# WORK ITEM
Copy out all the entries word for word.

# PROVIDED INFORMATION
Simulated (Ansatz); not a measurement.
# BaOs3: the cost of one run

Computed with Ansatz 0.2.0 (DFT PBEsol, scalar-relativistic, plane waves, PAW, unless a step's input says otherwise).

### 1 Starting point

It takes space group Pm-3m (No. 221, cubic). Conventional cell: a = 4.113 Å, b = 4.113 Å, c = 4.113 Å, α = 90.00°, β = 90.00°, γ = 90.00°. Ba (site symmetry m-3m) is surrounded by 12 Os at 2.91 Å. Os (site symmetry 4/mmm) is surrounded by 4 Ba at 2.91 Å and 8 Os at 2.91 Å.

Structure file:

# ANSWER SPACE
Simulated (Ansatz); not a measurement.
# BaOs3: the cost of one run

Computed with Ansatz 0.2.0 (DFT PBEsol, scalar-relativistic, plane waves, PAW, unless a step's input says otherwise).

### 1 Starting point

It takes space group Pm-3m (No. 221, cubic). Conventional cell: a = 4.113 Å, b = 4.113 Å, c = 4.113 Å, α = 90.00°, β = 90.00°, γ = 90.00°. Ba (site symmetry m-3m) is surrounded by 12 Os at 2.91 Å. Os (site symmetry 4/mmm) is surrounded by 4 Ba at 2.91 Å and 8 Os at 2.91 Å.

Structure file:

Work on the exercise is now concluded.